┌─ SOURCE INFORMATION
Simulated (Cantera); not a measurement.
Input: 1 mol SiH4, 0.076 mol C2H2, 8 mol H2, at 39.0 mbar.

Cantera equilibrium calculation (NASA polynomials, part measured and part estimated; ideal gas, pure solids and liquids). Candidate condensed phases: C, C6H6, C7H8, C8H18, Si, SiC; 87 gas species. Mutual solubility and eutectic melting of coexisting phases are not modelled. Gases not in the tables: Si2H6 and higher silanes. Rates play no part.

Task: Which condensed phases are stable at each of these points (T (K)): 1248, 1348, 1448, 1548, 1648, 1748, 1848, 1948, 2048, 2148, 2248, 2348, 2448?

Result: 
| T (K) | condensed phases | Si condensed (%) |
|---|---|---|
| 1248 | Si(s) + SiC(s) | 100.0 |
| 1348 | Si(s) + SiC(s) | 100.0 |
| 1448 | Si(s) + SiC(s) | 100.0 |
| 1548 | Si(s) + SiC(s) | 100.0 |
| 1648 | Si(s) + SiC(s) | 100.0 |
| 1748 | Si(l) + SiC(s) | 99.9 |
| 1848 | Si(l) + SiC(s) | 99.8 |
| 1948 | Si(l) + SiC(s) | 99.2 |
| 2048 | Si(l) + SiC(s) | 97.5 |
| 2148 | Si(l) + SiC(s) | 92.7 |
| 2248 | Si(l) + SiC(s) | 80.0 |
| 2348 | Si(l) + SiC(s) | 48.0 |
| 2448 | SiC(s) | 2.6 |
└─

Every line from the top of the material above through the line holding "1548 | Si(s) + SiC(s) | 100.0 |" should be reproduced word for word, and nothing beyond it.

Simulated (Cantera); not a measurement.
Input: 1 mol SiH4, 0.076 mol C2H2, 8 mol H2, at 39.0 mbar.

Cantera equilibrium calculation (NASA polynomials, part measured and part estimated; ideal gas, pure solids and liquids). Candidate condensed phases: C, C6H6, C7H8, C8H18, Si, SiC; 87 gas species. Mutual solubility and eutectic melting of coexisting phases are not modelled. Gases not in the tables: Si2H6 and higher silanes. Rates play no part.

Task: Which condensed phases are stable at each of these points (T (K)): 1248, 1348, 1448, 1548, 1648, 1748, 1848, 1948, 2048, 2148, 2248, 2348, 2448?

Result: 
| T (K) | condensed phases | Si condensed (%) |
|---|---|---|
| 1248 | Si(s) + SiC(s) | 100.0 |
| 1348 | Si(s) + SiC(s) | 100.0 |
| 1448 | Si(s) + SiC(s) | 100.0 |
| 1548 | Si(s) + SiC(s) | 100.0 |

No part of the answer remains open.